RECORDED DATA
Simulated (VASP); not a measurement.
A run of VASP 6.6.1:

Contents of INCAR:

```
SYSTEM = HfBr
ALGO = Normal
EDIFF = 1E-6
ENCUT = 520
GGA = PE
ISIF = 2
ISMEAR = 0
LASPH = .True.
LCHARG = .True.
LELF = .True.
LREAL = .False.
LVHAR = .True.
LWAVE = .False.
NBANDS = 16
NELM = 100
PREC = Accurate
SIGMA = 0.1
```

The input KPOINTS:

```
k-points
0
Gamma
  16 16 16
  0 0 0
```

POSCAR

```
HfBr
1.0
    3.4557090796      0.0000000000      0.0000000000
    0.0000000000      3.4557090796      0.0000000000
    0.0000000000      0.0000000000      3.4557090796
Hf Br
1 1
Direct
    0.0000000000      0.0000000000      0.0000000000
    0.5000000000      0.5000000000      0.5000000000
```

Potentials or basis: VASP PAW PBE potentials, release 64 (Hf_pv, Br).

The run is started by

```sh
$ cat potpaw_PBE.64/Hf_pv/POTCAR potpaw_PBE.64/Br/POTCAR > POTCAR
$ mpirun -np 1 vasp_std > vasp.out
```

REQUIREMENT
Write out the entries above once more, without altering anything.

SOLUTION
Simulated (VASP); not a measurement.
A run of VASP 6.6.1:

Contents of INCAR:

```
SYSTEM = HfBr
ALGO = Normal
EDIFF = 1E-6
ENCUT = 520
GGA = PE
ISIF = 2
ISMEAR = 0
LASPH = .True.
LCHARG = .True.
LELF = .True.
LREAL = .False.
LVHAR = .True.
LWAVE = .False.
NBANDS = 16
NELM = 100
PREC = Accurate
SIGMA = 0.1
```

The input KPOINTS:

```
k-points
0
Gamma
  16 16 16
  0 0 0
```

POSCAR

```
HfBr
1.0
    3.4557090796      0.0000000000      0.0000000000
    0.0000000000      3.4557090796      0.0000000000
    0.0000000000      0.0000000000      3.4557090796
Hf Br
1 1
Direct
    0.0000000000      0.0000000000      0.0000000000
    0.5000000000      0.5000000000      0.5000000000
```

Potentials or basis: VASP PAW PBE potentials, release 64 (Hf_pv, Br).

The run is started by

```sh
$ cat potpaw_PBE.64/Hf_pv/POTCAR potpaw_PBE.64/Br/POTCAR > POTCAR
$ mpirun -np 1 vasp_std > vasp.out
```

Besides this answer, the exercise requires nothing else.